#### [Work order]
The whole listing that follows should be printed again, unchanged.

━━━ Provided information

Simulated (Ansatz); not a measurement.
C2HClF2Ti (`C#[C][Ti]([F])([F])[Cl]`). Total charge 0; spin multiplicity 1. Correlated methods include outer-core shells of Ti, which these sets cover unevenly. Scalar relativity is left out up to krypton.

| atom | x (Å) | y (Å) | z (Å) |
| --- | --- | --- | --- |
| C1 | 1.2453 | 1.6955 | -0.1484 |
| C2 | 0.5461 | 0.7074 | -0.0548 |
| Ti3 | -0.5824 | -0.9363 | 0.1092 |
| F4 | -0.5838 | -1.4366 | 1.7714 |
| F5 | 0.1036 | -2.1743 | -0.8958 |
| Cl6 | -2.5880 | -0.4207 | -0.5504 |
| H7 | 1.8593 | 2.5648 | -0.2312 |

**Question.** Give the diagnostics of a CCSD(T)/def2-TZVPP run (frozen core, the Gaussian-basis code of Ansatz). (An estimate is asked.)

━━━━━━

#### [Task result]
Simulated (Ansatz); not a measurement.
C2HClF2Ti (`C#[C][Ti]([F])([F])[Cl]`). Total charge 0; spin multiplicity 1. Correlated methods include outer-core shells of Ti, which these sets cover unevenly. Scalar relativity is left out up to krypton.

| atom | x (Å) | y (Å) | z (Å) |
| --- | --- | --- | --- |
| C1 | 1.2453 | 1.6955 | -0.1484 |
| C2 | 0.5461 | 0.7074 | -0.0548 |
| Ti3 | -0.5824 | -0.9363 | 0.1092 |
| F4 | -0.5838 | -1.4366 | 1.7714 |
| F5 | 0.1036 | -2.1743 | -0.8958 |
| Cl6 | -2.5880 | -0.4207 | -0.5504 |
| H7 | 1.8593 | 2.5648 | -0.2312 |

**Question.** Give the diagnostics of a CCSD(T)/def2-TZVPP run (frozen core, the Gaussian-basis code of Ansatz). (An estimate is asked.)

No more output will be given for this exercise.